◆ Brief: Start to finish, the listing must be rewritten exactly.

BEGIN Given entries
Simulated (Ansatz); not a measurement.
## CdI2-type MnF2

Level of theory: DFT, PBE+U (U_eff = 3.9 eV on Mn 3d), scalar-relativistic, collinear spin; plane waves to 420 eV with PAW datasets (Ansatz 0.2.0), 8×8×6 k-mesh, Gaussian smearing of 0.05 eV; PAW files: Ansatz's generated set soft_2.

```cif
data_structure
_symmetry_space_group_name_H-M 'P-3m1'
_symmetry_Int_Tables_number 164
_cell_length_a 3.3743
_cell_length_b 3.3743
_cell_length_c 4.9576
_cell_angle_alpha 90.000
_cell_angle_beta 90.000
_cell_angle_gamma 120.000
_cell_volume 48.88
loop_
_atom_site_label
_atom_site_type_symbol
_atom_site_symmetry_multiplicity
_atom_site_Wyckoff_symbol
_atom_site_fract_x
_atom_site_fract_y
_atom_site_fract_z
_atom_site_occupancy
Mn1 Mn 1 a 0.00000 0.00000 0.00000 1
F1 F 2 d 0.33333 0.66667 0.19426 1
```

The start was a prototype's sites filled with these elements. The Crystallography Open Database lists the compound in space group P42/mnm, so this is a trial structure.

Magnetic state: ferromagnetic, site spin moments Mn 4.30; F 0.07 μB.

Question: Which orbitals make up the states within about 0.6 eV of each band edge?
END Given entries

◆ Response:
Simulated (Ansatz); not a measurement.
## CdI2-type MnF2

Level of theory: DFT, PBE+U (U_eff = 3.9 eV on Mn 3d), scalar-relativistic, collinear spin; plane waves to 420 eV with PAW datasets (Ansatz 0.2.0), 8×8×6 k-mesh, Gaussian smearing of 0.05 eV; PAW files: Ansatz's generated set soft_2.

```cif
data_structure
_symmetry_space_group_name_H-M 'P-3m1'
_symmetry_Int_Tables_number 164
_cell_length_a 3.3743
_cell_length_b 3.3743
_cell_length_c 4.9576
_cell_angle_alpha 90.000
_cell_angle_beta 90.000
_cell_angle_gamma 120.000
_cell_volume 48.88
loop_
_atom_site_label
_atom_site_type_symbol
_atom_site_symmetry_multiplicity
_atom_site_Wyckoff_symbol
_atom_site_fract_x
_atom_site_fract_y
_atom_site_fract_z
_atom_site_occupancy
Mn1 Mn 1 a 0.00000 0.00000 0.00000 1
F1 F 2 d 0.33333 0.66667 0.19426 1
```

The start was a prototype's sites filled with these elements. The Crystallography Open Database lists the compound in space group P42/mnm, so this is a trial structure.

Magnetic state: ferromagnetic, site spin moments Mn 4.30; F 0.07 μB.

Question: Which orbitals make up the states within about 0.6 eV of each band edge?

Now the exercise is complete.